### EXTRACTED DATA
..........

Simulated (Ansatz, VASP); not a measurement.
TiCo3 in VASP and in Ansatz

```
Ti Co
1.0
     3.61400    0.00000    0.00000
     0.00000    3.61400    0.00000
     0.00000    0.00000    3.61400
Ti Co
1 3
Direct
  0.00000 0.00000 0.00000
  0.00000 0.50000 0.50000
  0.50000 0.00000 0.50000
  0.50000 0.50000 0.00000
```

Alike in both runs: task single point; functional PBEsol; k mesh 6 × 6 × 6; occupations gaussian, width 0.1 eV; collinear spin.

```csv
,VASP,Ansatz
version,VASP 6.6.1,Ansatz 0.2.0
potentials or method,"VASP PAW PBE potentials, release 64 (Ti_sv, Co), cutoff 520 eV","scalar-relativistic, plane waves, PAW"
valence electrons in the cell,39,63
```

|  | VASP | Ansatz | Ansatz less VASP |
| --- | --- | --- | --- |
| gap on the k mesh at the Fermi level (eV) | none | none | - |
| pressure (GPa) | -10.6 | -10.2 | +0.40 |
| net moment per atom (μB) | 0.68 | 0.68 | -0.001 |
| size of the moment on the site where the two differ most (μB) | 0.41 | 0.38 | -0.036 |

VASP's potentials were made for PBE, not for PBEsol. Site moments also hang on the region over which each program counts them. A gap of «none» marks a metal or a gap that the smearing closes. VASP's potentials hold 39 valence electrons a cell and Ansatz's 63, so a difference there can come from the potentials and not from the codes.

..........

### ASSIGNED TASK
Nothing but an exact copy of the lines from the start of the entries through the line containing "none | none | - |" belongs in the response.

### TASK RESPONSE
Simulated (Ansatz, VASP); not a measurement.
TiCo3 in VASP and in Ansatz

```
Ti Co
1.0
     3.61400    0.00000    0.00000
     0.00000    3.61400    0.00000
     0.00000    0.00000    3.61400
Ti Co
1 3
Direct
  0.00000 0.00000 0.00000
  0.00000 0.50000 0.50000
  0.50000 0.00000 0.50000
  0.50000 0.50000 0.00000
```

Alike in both runs: task single point; functional PBEsol; k mesh 6 × 6 × 6; occupations gaussian, width 0.1 eV; collinear spin.

```csv
,VASP,Ansatz
version,VASP 6.6.1,Ansatz 0.2.0
potentials or method,"VASP PAW PBE potentials, release 64 (Ti_sv, Co), cutoff 520 eV","scalar-relativistic, plane waves, PAW"
valence electrons in the cell,39,63
```

|  | VASP | Ansatz | Ansatz less VASP |
| --- | --- | --- | --- |
| gap on the k mesh at the Fermi level (eV) | none | none | - |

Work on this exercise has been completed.